##############################
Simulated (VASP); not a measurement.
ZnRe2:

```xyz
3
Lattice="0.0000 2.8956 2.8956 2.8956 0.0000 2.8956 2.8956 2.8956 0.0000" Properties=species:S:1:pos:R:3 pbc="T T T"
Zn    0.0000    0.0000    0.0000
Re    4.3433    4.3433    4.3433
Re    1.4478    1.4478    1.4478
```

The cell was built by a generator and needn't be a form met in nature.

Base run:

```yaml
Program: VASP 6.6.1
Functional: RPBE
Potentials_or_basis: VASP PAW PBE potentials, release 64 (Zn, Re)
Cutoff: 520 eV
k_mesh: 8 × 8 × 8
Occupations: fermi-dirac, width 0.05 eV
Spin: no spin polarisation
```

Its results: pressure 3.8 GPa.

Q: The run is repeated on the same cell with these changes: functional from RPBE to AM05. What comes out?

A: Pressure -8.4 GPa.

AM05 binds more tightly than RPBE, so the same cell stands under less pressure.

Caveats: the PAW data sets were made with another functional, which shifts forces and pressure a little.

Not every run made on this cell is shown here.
##############################

*REQUIRED ACTION*: Nothing but the lines from the start of the data through the line holding "AM05 binds more" should be restated, and each one exactly.

*ANSWER SECTION*:
Simulated (VASP); not a measurement.
ZnRe2:

```xyz
3
Lattice="0.0000 2.8956 2.8956 2.8956 0.0000 2.8956 2.8956 2.8956 0.0000" Properties=species:S:1:pos:R:3 pbc="T T T"
Zn    0.0000    0.0000    0.0000
Re    4.3433    4.3433    4.3433
Re    1.4478    1.4478    1.4478
```

The cell was built by a generator and needn't be a form met in nature.

Base run:

```yaml
Program: VASP 6.6.1
Functional: RPBE
Potentials_or_basis: VASP PAW PBE potentials, release 64 (Zn, Re)
Cutoff: 520 eV
k_mesh: 8 × 8 × 8
Occupations: fermi-dirac, width 0.05 eV
Spin: no spin polarisation
```

Its results: pressure 3.8 GPa.

Q: The run is repeated on the same cell with these changes: functional from RPBE to AM05. What comes out?

A: Pressure -8.4 GPa.

AM05 binds more tightly than RPBE, so the same cell stands under less pressure.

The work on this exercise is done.